## Information provided
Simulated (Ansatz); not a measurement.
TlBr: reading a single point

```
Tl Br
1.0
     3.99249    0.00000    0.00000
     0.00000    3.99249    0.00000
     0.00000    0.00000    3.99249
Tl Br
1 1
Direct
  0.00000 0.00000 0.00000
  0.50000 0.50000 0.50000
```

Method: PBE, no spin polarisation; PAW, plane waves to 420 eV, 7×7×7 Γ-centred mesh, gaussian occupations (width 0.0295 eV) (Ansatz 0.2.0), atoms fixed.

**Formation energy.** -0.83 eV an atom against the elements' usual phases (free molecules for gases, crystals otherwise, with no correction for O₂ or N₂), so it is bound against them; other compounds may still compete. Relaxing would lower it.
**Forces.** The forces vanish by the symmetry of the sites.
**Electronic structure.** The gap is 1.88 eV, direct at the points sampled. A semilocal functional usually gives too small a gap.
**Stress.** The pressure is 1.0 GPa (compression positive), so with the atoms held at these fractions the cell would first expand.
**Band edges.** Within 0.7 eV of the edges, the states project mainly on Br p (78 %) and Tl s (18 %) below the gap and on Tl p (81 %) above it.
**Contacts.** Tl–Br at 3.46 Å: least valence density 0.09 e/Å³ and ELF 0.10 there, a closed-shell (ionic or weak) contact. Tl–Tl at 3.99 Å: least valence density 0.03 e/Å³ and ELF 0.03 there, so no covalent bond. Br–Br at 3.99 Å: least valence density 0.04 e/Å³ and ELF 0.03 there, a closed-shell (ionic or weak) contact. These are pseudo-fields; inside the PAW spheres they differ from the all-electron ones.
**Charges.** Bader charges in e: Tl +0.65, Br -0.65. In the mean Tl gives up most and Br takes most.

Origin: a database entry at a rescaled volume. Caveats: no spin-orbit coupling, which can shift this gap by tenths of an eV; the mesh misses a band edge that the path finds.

## Work order
Among the lines above, find the one with "Method: PBE, no" and the one with "would first expand.". Quote both and everything between them, exactly.

## Response area
Method: PBE, no spin polarisation; PAW, plane waves to 420 eV, 7×7×7 Γ-centred mesh, gaussian occupations (width 0.0295 eV) (Ansatz 0.2.0), atoms fixed.

**Formation energy.** -0.83 eV an atom against the elements' usual phases (free molecules for gases, crystals otherwise, with no correction for O₂ or N₂), so it is bound against them; other compounds may still compete. Relaxing would lower it.
**Forces.** The forces vanish by the symmetry of the sites.
**Electronic structure.** The gap is 1.88 eV, direct at the points sampled. A semilocal functional usually gives too small a gap.
**Stress.** The pressure is 1.0 GPa (compression positive), so with the atoms held at these fractions the cell would first expand.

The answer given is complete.